━━━ Extracted records ━━━
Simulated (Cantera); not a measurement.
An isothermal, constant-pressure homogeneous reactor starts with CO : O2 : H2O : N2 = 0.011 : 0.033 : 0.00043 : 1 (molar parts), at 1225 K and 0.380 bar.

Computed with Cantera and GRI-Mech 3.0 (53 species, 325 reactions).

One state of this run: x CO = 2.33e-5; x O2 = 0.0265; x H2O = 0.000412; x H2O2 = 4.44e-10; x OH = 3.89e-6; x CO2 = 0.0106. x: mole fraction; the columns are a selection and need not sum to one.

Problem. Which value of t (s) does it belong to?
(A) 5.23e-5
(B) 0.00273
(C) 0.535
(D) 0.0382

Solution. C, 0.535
━━━

== Required action ==
Every record above should be output exactly.

== Solution ==
Simulated (Cantera); not a measurement.
An isothermal, constant-pressure homogeneous reactor starts with CO : O2 : H2O : N2 = 0.011 : 0.033 : 0.00043 : 1 (molar parts), at 1225 K and 0.380 bar.

Computed with Cantera and GRI-Mech 3.0 (53 species, 325 reactions).

One state of this run: x CO = 2.33e-5; x O2 = 0.0265; x H2O = 0.000412; x H2O2 = 4.44e-10; x OH = 3.89e-6; x CO2 = 0.0106. x: mole fraction; the columns are a selection and need not sum to one.

Problem. Which value of t (s) does it belong to?
(A) 5.23e-5
(B) 0.00273
(C) 0.535
(D) 0.0382

Solution. C, 0.535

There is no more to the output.